Please reproduce the data below exactly, from the first line through the line containing "All numbers below", and leave every later line out.

***

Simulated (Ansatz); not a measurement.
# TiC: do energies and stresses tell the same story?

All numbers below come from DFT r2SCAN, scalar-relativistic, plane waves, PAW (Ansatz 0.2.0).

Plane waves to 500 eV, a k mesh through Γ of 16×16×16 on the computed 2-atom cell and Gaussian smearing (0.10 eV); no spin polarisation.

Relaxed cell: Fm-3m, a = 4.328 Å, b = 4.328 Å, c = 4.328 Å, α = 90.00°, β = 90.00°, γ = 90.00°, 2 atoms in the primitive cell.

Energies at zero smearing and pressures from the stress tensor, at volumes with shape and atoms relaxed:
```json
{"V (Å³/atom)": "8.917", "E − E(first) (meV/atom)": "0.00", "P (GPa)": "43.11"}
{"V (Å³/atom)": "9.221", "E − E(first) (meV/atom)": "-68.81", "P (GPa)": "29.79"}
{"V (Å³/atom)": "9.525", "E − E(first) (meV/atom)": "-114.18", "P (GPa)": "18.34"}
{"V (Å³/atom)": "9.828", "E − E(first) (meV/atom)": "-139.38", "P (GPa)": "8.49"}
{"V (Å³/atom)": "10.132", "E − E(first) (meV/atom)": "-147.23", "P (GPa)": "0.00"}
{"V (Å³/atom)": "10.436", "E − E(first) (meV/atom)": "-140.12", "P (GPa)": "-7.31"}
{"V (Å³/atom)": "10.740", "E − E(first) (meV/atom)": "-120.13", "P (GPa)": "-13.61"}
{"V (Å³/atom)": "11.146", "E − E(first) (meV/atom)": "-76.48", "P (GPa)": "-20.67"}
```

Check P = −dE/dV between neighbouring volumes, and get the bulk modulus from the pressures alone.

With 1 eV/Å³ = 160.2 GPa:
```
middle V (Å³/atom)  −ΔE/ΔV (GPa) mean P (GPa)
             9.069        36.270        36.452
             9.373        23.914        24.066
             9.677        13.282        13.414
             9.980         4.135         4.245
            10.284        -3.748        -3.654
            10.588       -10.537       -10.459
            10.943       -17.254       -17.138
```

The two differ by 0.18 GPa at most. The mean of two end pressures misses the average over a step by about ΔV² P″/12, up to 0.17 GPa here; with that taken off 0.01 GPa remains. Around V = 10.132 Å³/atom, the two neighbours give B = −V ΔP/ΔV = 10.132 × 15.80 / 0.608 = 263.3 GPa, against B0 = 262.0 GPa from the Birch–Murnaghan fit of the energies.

***

TASK SOLUTION:
Simulated (Ansatz); not a measurement.
# TiC: do energies and stresses tell the same story?

All numbers below come from DFT r2SCAN, scalar-relativistic, plane waves, PAW (Ansatz 0.2.0).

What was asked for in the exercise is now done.